§ **Task item**
Set down the entries below exactly as written.

====

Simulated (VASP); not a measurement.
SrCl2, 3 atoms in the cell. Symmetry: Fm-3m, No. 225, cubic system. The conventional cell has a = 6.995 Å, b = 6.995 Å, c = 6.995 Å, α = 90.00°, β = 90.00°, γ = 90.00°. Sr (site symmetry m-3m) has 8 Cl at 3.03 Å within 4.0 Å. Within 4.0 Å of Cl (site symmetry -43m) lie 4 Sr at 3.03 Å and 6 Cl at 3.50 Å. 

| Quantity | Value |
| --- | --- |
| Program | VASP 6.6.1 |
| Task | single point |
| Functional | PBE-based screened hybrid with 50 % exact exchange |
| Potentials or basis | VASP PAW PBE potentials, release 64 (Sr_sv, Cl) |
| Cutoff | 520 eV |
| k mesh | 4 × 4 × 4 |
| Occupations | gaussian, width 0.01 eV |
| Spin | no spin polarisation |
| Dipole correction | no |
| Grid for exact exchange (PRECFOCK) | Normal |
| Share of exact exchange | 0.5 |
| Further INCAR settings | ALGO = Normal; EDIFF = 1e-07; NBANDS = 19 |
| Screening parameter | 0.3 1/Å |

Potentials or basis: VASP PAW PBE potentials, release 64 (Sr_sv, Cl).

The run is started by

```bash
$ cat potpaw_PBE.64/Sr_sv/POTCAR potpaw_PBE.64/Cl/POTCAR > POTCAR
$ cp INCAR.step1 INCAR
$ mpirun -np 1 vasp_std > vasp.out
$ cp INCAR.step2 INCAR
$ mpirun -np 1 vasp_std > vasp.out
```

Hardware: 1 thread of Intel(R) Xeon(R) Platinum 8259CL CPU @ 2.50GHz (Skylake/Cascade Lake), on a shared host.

====

§ **Exercise answer**
Simulated (VASP); not a measurement.
SrCl2, 3 atoms in the cell. Symmetry: Fm-3m, No. 225, cubic system. The conventional cell has a = 6.995 Å, b = 6.995 Å, c = 6.995 Å, α = 90.00°, β = 90.00°, γ = 90.00°. Sr (site symmetry m-3m) has 8 Cl at 3.03 Å within 4.0 Å. Within 4.0 Å of Cl (site symmetry -43m) lie 4 Sr at 3.03 Å and 6 Cl at 3.50 Å. 

| Quantity | Value |
| --- | --- |
| Program | VASP 6.6.1 |
| Task | single point |
| Functional | PBE-based screened hybrid with 50 % exact exchange |
| Potentials or basis | VASP PAW PBE potentials, release 64 (Sr_sv, Cl) |
| Cutoff | 520 eV |
| k mesh | 4 × 4 × 4 |
| Occupations | gaussian, width 0.01 eV |
| Spin | no spin polarisation |
| Dipole correction | no |
| Grid for exact exchange (PRECFOCK) | Normal |
| Share of exact exchange | 0.5 |
| Further INCAR settings | ALGO = Normal; EDIFF = 1e-07; NBANDS = 19 |
| Screening parameter | 0.3 1/Å |

Potentials or basis: VASP PAW PBE potentials, release 64 (Sr_sv, Cl).

The run is started by

```bash
$ cat potpaw_PBE.64/Sr_sv/POTCAR potpaw_PBE.64/Cl/POTCAR > POTCAR
$ cp INCAR.step1 INCAR
$ mpirun -np 1 vasp_std > vasp.out
$ cp INCAR.step2 INCAR
$ mpirun -np 1 vasp_std > vasp.out
```

Hardware: 1 thread of Intel(R) Xeon(R) Platinum 8259CL CPU @ 2.50GHz (Skylake/Cascade Lake), on a shared host.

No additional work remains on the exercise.